*EXTRACTED DATA*:
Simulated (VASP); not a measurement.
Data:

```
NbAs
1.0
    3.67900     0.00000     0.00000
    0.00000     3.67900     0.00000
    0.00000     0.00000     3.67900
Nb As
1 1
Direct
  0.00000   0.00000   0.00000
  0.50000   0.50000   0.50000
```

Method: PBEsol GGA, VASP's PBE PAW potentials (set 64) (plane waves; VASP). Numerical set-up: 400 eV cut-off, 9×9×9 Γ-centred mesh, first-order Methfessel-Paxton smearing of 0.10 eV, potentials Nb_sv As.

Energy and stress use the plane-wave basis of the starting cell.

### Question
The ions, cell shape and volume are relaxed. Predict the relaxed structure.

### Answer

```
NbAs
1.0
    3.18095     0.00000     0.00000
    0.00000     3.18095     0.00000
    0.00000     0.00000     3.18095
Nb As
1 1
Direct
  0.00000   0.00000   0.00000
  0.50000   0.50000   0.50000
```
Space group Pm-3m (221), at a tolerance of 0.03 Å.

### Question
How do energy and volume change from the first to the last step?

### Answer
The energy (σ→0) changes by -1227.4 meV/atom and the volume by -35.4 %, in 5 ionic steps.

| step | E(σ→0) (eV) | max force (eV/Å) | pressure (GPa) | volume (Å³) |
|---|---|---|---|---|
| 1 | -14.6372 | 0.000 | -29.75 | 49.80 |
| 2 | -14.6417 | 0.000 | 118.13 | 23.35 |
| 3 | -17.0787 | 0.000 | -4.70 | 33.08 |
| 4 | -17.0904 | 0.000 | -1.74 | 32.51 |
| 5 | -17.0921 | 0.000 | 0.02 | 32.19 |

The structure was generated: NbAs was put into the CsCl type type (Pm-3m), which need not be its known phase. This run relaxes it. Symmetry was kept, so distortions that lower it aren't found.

*TASK ITEM*: The lines above, starting at the one with "Energy and stress" and ending at the one with "0.02 | 32.19 |", are the only ones to return, exactly as written.

*YOUR RESPONSE*:
Energy and stress use the plane-wave basis of the starting cell.

### Question
The ions, cell shape and volume are relaxed. Predict the relaxed structure.

### Answer

```
NbAs
1.0
    3.18095     0.00000     0.00000
    0.00000     3.18095     0.00000
    0.00000     0.00000     3.18095
Nb As
1 1
Direct
  0.00000   0.00000   0.00000
  0.50000   0.50000   0.50000
```
Space group Pm-3m (221), at a tolerance of 0.03 Å.

### Question
How do energy and volume change from the first to the last step?

### Answer
The energy (σ→0) changes by -1227.4 meV/atom and the volume by -35.4 %, in 5 ionic steps.

| step | E(σ→0) (eV) | max force (eV/Å) | pressure (GPa) | volume (Å³) |
|---|---|---|---|---|
| 1 | -14.6372 | 0.000 | -29.75 | 49.80 |
| 2 | -14.6417 | 0.000 | 118.13 | 23.35 |
| 3 | -17.0787 | 0.000 | -4.70 | 33.08 |
| 4 | -17.0904 | 0.000 | -1.74 | 32.51 |
| 5 | -17.0921 | 0.000 | 0.02 | 32.19 |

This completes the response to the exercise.